*** Opening Given information ***
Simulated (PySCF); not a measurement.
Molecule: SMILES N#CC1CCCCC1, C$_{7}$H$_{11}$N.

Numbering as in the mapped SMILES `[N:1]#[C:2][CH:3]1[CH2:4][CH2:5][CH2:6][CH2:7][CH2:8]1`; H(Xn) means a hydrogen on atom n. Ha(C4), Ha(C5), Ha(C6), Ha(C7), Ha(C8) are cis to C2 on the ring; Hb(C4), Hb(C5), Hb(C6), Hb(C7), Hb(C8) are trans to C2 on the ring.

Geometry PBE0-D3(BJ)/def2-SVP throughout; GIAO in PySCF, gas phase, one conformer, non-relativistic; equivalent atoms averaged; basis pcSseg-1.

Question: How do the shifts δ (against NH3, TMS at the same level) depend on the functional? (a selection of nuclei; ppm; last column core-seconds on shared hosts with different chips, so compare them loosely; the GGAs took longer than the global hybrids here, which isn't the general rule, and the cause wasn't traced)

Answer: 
*** Closing Given information ***

### [Work instruction]
From the first line of the listing above through the line that contains "Geometry PBE0-D3(BJ)/def2-SVP throughout;", set down each line without alteration, and nothing else.

### [Task output]
Simulated (PySCF); not a measurement.
Molecule: SMILES N#CC1CCCCC1, C$_{7}$H$_{11}$N.

Numbering as in the mapped SMILES `[N:1]#[C:2][CH:3]1[CH2:4][CH2:5][CH2:6][CH2:7][CH2:8]1`; H(Xn) means a hydrogen on atom n. Ha(C4), Ha(C5), Ha(C6), Ha(C7), Ha(C8) are cis to C2 on the ring; Hb(C4), Hb(C5), Hb(C6), Hb(C7), Hb(C8) are trans to C2 on the ring.

Geometry PBE0-D3(BJ)/def2-SVP throughout; GIAO in PySCF, gas phase, one conformer, non-relativistic; equivalent atoms averaged; basis pcSseg-1.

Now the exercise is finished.